─── Exercise data ───
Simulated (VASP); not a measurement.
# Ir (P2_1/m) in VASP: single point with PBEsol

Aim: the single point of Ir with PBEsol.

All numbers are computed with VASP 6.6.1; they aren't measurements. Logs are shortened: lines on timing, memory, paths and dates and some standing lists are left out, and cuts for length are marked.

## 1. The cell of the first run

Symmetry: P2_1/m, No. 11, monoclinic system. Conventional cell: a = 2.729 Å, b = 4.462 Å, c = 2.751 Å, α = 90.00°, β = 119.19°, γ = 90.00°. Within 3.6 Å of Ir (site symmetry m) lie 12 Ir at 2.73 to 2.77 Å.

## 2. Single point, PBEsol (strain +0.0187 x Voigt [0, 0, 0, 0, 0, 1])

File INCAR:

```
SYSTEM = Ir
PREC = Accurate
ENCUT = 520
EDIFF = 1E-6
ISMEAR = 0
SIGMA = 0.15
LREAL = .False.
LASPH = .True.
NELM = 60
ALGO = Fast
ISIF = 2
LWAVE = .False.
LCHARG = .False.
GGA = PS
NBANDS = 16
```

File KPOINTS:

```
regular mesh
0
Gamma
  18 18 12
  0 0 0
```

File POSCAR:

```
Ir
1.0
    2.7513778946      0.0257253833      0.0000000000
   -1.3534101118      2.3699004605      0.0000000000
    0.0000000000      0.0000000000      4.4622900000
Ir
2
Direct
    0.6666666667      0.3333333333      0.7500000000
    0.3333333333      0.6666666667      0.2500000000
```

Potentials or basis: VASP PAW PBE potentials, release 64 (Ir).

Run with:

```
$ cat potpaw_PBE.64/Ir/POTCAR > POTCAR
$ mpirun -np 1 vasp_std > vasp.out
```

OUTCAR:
───

Work task
From the very first line of the records down to the line with "## 1. The cell of the first run", please write out each line exactly, including both ends and no other lines.

Your response
Simulated (VASP); not a measurement.
# Ir (P2_1/m) in VASP: single point with PBEsol

Aim: the single point of Ir with PBEsol.

All numbers are computed with VASP 6.6.1; they aren't measurements. Logs are shortened: lines on timing, memory, paths and dates and some standing lists are left out, and cuts for length are marked.

## 1. The cell of the first run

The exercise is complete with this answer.